**TASK ITEM:** In the material below, find the line containing "C₂H₆OSi, SMILES C=C[SiH2]O." and the line containing "Rotation: q = (√π/σ)", then reproduce exactly both of them and every line between, and nothing else.

--------
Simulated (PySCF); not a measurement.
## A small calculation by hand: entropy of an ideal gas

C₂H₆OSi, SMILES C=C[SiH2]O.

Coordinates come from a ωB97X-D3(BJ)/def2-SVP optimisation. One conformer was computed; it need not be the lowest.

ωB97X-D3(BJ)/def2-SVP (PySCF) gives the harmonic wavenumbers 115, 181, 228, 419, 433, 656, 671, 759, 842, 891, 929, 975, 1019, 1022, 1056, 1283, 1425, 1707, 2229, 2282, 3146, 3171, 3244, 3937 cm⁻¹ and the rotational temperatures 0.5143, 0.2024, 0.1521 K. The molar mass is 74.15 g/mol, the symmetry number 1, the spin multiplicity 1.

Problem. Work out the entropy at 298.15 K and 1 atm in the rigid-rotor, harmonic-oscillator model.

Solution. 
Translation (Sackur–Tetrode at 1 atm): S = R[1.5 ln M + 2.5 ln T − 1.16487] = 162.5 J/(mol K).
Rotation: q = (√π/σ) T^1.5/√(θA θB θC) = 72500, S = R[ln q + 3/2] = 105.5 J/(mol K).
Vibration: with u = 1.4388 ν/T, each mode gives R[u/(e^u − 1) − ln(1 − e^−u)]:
--------

**ANSWER SECTION:**
C₂H₆OSi, SMILES C=C[SiH2]O.

Coordinates come from a ωB97X-D3(BJ)/def2-SVP optimisation. One conformer was computed; it need not be the lowest.

ωB97X-D3(BJ)/def2-SVP (PySCF) gives the harmonic wavenumbers 115, 181, 228, 419, 433, 656, 671, 759, 842, 891, 929, 975, 1019, 1022, 1056, 1283, 1425, 1707, 2229, 2282, 3146, 3171, 3244, 3937 cm⁻¹ and the rotational temperatures 0.5143, 0.2024, 0.1521 K. The molar mass is 74.15 g/mol, the symmetry number 1, the spin multiplicity 1.

Problem. Work out the entropy at 298.15 K and 1 atm in the rigid-rotor, harmonic-oscillator model.

Solution. 
Translation (Sackur–Tetrode at 1 atm): S = R[1.5 ln M + 2.5 ln T − 1.16487] = 162.5 J/(mol K).
Rotation: q = (√π/σ) T^1.5/√(θA θB θC) = 72500, S = R[ln q + 3/2] = 105.5 J/(mol K).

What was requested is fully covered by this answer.